BEGIN

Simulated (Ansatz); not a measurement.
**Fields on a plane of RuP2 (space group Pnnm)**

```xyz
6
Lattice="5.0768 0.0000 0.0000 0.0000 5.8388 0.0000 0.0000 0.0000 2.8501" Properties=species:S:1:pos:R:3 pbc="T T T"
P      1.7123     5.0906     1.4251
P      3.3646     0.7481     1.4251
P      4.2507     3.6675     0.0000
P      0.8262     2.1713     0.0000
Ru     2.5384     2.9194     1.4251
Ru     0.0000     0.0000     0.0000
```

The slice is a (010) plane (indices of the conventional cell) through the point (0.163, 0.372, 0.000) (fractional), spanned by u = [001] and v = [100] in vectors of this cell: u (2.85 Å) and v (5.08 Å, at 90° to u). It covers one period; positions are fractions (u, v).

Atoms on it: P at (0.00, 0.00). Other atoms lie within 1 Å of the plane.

END

## Assigned task
Return the full listing. Keep each line exactly as it stands.

## Exercise response
Simulated (Ansatz); not a measurement.
**Fields on a plane of RuP2 (space group Pnnm)**

```xyz
6
Lattice="5.0768 0.0000 0.0000 0.0000 5.8388 0.0000 0.0000 0.0000 2.8501" Properties=species:S:1:pos:R:3 pbc="T T T"
P      1.7123     5.0906     1.4251
P      3.3646     0.7481     1.4251
P      4.2507     3.6675     0.0000
P      0.8262     2.1713     0.0000
Ru     2.5384     2.9194     1.4251
Ru     0.0000     0.0000     0.0000
```

The slice is a (010) plane (indices of the conventional cell) through the point (0.163, 0.372, 0.000) (fractional), spanned by u = [001] and v = [100] in vectors of this cell: u (2.85 Å) and v (5.08 Å, at 90° to u). It covers one period; positions are fractions (u, v).

Atoms on it: P at (0.00, 0.00). Other atoms lie within 1 Å of the plane.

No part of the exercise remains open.